_Supplied records_
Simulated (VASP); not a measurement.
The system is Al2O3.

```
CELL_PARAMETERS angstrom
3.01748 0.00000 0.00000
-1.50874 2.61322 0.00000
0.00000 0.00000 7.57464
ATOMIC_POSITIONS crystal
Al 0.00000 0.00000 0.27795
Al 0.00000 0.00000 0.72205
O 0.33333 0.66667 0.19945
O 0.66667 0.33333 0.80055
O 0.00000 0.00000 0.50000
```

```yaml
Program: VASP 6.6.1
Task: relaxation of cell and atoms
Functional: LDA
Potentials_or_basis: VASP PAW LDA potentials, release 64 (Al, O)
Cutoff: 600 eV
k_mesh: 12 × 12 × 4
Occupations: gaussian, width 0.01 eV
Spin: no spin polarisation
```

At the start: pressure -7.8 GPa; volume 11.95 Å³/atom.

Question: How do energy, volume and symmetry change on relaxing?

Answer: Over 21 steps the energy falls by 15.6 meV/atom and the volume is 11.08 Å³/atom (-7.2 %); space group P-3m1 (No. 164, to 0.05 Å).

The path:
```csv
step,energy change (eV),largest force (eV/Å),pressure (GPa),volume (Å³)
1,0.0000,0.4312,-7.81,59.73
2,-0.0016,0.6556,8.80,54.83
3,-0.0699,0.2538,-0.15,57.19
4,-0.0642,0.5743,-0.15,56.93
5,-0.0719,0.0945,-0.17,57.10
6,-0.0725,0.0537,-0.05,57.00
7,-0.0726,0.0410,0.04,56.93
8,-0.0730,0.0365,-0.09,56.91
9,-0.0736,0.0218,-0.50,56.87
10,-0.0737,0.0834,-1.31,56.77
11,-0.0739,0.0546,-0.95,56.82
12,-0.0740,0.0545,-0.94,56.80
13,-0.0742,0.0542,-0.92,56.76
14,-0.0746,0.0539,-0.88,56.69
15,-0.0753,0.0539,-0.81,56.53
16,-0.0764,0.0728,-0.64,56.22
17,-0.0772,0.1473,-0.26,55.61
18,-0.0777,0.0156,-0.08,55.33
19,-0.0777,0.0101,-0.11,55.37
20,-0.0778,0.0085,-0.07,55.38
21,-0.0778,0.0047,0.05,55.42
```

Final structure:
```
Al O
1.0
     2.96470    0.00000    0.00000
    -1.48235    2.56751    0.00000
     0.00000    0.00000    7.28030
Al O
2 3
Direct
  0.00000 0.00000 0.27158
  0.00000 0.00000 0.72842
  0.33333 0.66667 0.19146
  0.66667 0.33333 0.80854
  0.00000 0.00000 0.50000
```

_Assigned task_
Each line from the top of the material above through the line with "Question: How do" must be echoed exactly, and no other line.

_Exercise answer_
Simulated (VASP); not a measurement.
The system is Al2O3.

```
CELL_PARAMETERS angstrom
3.01748 0.00000 0.00000
-1.50874 2.61322 0.00000
0.00000 0.00000 7.57464
ATOMIC_POSITIONS crystal
Al 0.00000 0.00000 0.27795
Al 0.00000 0.00000 0.72205
O 0.33333 0.66667 0.19945
O 0.66667 0.33333 0.80055
O 0.00000 0.00000 0.50000
```

```yaml
Program: VASP 6.6.1
Task: relaxation of cell and atoms
Functional: LDA
Potentials_or_basis: VASP PAW LDA potentials, release 64 (Al, O)
Cutoff: 600 eV
k_mesh: 12 × 12 × 4
Occupations: gaussian, width 0.01 eV
Spin: no spin polarisation
```

At the start: pressure -7.8 GPa; volume 11.95 Å³/atom.

Question: How do energy, volume and symmetry change on relaxing?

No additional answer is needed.